> _Task item_
Give back the full listing that follows exactly as it reads.

»»

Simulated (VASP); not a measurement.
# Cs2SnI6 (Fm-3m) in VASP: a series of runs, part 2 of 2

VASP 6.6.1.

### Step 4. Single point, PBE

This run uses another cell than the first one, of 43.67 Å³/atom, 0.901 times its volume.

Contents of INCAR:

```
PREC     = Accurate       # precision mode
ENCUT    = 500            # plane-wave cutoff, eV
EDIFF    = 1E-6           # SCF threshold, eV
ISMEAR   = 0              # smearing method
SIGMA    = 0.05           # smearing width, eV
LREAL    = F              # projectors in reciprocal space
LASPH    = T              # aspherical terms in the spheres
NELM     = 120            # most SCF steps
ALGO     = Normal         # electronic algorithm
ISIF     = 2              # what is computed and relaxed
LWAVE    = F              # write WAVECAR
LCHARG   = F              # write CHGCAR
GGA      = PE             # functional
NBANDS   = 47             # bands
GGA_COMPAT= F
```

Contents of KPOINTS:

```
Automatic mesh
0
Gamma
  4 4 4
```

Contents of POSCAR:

««

> _Written response_
Simulated (VASP); not a measurement.
# Cs2SnI6 (Fm-3m) in VASP: a series of runs, part 2 of 2

VASP 6.6.1.

### Step 4. Single point, PBE

This run uses another cell than the first one, of 43.67 Å³/atom, 0.901 times its volume.

Contents of INCAR:

```
PREC     = Accurate       # precision mode
ENCUT    = 500            # plane-wave cutoff, eV
EDIFF    = 1E-6           # SCF threshold, eV
ISMEAR   = 0              # smearing method
SIGMA    = 0.05           # smearing width, eV
LREAL    = F              # projectors in reciprocal space
LASPH    = T              # aspherical terms in the spheres
NELM     = 120            # most SCF steps
ALGO     = Normal         # electronic algorithm
ISIF     = 2              # what is computed and relaxed
LWAVE    = F              # write WAVECAR
LCHARG   = F              # write CHGCAR
GGA      = PE             # functional
NBANDS   = 47             # bands
GGA_COMPAT= F
```

Contents of KPOINTS:

```
Automatic mesh
0
Gamma
  4 4 4
```

Contents of POSCAR:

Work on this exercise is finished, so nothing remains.